Data to examine:
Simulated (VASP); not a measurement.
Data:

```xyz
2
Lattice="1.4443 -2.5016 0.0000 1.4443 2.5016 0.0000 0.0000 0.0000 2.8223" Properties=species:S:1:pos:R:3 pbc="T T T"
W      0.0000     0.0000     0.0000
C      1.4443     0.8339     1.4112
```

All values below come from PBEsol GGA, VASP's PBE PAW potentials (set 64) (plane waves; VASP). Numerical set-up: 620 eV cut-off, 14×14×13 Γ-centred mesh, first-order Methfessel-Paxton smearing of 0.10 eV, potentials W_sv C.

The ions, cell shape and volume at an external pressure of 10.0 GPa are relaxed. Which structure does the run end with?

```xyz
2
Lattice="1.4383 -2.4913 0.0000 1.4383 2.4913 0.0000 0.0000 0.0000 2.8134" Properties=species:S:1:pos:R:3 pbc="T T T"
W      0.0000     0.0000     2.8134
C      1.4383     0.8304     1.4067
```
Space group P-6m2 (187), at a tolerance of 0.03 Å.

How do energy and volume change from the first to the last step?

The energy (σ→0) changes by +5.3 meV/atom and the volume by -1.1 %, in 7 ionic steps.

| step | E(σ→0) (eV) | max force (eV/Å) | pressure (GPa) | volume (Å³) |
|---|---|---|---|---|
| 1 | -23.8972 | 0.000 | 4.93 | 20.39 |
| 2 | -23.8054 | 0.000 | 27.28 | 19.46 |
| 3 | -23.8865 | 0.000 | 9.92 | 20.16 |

Brief: Only one stretch of the entries above is wanted: the lines from the one containing "The energy (σ→0)" through the one containing "27.28 | 19.46 |". Please reproduce it exactly.

Result:
The energy (σ→0) changes by +5.3 meV/atom and the volume by -1.1 %, in 7 ionic steps.

| step | E(σ→0) (eV) | max force (eV/Å) | pressure (GPa) | volume (Å³) |
|---|---|---|---|---|
| 1 | -23.8972 | 0.000 | 4.93 | 20.39 |
| 2 | -23.8054 | 0.000 | 27.28 | 19.46 |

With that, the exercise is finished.